Given data —
········
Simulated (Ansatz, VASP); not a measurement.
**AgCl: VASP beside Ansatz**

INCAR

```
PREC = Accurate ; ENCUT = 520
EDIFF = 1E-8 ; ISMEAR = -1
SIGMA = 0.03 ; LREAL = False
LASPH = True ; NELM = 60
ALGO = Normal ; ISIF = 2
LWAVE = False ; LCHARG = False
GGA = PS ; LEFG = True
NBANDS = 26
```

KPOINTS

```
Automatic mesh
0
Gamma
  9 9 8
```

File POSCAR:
········

Action item —
Every entry above should be returned exactly as written.

Your response —
Simulated (Ansatz, VASP); not a measurement.
**AgCl: VASP beside Ansatz**

INCAR

```
PREC = Accurate ; ENCUT = 520
EDIFF = 1E-8 ; ISMEAR = -1
SIGMA = 0.03 ; LREAL = False
LASPH = True ; NELM = 60
ALGO = Normal ; ISIF = 2
LWAVE = False ; LCHARG = False
GGA = PS ; LEFG = True
NBANDS = 26
```

KPOINTS

```
Automatic mesh
0
Gamma
  9 9 8
```

File POSCAR:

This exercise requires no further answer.